ACTIVITY → Go through the data line by line from the top, retyping each exactly, and end with the line that contains "Calculation: CAM-B3LYP/def2-TZVP in".

MATERIAL SUPPLIED →
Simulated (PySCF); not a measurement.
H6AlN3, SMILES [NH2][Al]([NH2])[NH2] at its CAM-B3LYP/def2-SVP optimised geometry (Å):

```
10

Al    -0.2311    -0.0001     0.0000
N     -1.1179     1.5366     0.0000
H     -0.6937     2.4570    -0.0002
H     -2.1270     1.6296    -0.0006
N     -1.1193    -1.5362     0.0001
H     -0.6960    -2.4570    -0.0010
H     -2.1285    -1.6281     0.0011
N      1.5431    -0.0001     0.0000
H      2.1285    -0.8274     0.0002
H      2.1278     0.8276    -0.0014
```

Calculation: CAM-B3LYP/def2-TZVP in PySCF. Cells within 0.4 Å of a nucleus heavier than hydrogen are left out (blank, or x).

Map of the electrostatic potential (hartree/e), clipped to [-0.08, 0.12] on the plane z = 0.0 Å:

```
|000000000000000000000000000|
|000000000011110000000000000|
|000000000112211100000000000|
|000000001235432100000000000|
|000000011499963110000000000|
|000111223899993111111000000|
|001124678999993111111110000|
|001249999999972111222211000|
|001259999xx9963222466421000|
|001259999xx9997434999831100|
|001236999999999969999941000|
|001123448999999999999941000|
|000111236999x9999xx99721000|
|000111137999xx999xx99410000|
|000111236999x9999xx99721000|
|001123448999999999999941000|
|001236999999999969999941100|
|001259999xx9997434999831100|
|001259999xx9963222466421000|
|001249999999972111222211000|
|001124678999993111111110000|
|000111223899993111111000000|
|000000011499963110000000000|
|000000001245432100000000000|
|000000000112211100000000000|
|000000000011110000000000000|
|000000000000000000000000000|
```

WRITTEN REPLY →
Simulated (PySCF); not a measurement.
H6AlN3, SMILES [NH2][Al]([NH2])[NH2] at its CAM-B3LYP/def2-SVP optimised geometry (Å):

```
10

Al    -0.2311    -0.0001     0.0000
N     -1.1179     1.5366     0.0000
H     -0.6937     2.4570    -0.0002
H     -2.1270     1.6296    -0.0006
N     -1.1193    -1.5362     0.0001
H     -0.6960    -2.4570    -0.0010
H     -2.1285    -1.6281     0.0011
N      1.5431    -0.0001     0.0000
H      2.1285    -0.8274     0.0002
H      2.1278     0.8276    -0.0014
```

Calculation: CAM-B3LYP/def2-TZVP in PySCF. Cells within 0.4 Å of a nucleus heavier than hydrogen are left out (blank, or x).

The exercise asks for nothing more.